• Exercise: Please restate the data word for word.

• Provided data:
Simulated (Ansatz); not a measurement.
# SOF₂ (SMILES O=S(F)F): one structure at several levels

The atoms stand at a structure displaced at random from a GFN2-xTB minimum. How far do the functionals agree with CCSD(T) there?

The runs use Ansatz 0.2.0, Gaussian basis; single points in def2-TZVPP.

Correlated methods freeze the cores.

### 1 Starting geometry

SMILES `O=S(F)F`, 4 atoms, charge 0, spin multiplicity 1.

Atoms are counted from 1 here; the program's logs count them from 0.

• Expected answer:
Simulated (Ansatz); not a measurement.
# SOF₂ (SMILES O=S(F)F): one structure at several levels

The atoms stand at a structure displaced at random from a GFN2-xTB minimum. How far do the functionals agree with CCSD(T) there?

The runs use Ansatz 0.2.0, Gaussian basis; single points in def2-TZVPP.

Correlated methods freeze the cores.

### 1 Starting geometry

SMILES `O=S(F)F`, 4 atoms, charge 0, spin multiplicity 1.

Atoms are counted from 1 here; the program's logs count them from 0.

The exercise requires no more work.